DATA SUPPLIED:
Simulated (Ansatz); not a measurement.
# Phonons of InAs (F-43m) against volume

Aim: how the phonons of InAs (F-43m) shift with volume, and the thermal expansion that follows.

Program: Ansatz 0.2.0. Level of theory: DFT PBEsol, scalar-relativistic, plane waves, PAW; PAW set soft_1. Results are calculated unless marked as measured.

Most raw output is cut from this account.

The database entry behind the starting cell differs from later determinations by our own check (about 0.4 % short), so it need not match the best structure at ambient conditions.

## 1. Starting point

BRIEF: Each entry is to be retyped exactly as it appears.

RESPONSE:
Simulated (Ansatz); not a measurement.
# Phonons of InAs (F-43m) against volume

Aim: how the phonons of InAs (F-43m) shift with volume, and the thermal expansion that follows.

Program: Ansatz 0.2.0. Level of theory: DFT PBEsol, scalar-relativistic, plane waves, PAW; PAW set soft_1. Results are calculated unless marked as measured.

Most raw output is cut from this account.

The database entry behind the starting cell differs from later determinations by our own check (about 0.4 % short), so it need not match the best structure at ambient conditions.

## 1. Starting point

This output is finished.